__Requirement__:
Each record needs to be transcribed exactly.

__Extracted entries__:
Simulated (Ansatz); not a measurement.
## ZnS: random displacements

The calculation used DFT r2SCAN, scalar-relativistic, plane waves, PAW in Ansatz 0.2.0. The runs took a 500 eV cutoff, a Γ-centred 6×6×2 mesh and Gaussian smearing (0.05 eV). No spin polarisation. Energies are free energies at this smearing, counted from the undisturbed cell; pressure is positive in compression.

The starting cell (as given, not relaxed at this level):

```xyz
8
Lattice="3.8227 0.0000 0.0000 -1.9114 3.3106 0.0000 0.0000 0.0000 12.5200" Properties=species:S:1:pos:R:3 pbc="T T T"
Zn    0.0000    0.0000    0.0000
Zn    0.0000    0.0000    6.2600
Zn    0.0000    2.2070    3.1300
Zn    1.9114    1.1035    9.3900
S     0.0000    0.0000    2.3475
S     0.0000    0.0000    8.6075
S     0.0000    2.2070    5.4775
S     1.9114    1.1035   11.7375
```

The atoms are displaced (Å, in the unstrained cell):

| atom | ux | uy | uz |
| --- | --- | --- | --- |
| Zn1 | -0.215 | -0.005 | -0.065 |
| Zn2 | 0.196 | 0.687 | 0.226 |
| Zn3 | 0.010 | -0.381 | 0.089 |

__Your response__:
Simulated (Ansatz); not a measurement.
## ZnS: random displacements

The calculation used DFT r2SCAN, scalar-relativistic, plane waves, PAW in Ansatz 0.2.0. The runs took a 500 eV cutoff, a Γ-centred 6×6×2 mesh and Gaussian smearing (0.05 eV). No spin polarisation. Energies are free energies at this smearing, counted from the undisturbed cell; pressure is positive in compression.

The starting cell (as given, not relaxed at this level):

```xyz
8
Lattice="3.8227 0.0000 0.0000 -1.9114 3.3106 0.0000 0.0000 0.0000 12.5200" Properties=species:S:1:pos:R:3 pbc="T T T"
Zn    0.0000    0.0000    0.0000
Zn    0.0000    0.0000    6.2600
Zn    0.0000    2.2070    3.1300
Zn    1.9114    1.1035    9.3900
S     0.0000    0.0000    2.3475
S     0.0000    0.0000    8.6075
S     0.0000    2.2070    5.4775
S     1.9114    1.1035   11.7375
```

The atoms are displaced (Å, in the unstrained cell):

| atom | ux | uy | uz |
| --- | --- | --- | --- |
| Zn1 | -0.215 | -0.005 | -0.065 |
| Zn2 | 0.196 | 0.687 | 0.226 |
| Zn3 | 0.010 | -0.381 | 0.089 |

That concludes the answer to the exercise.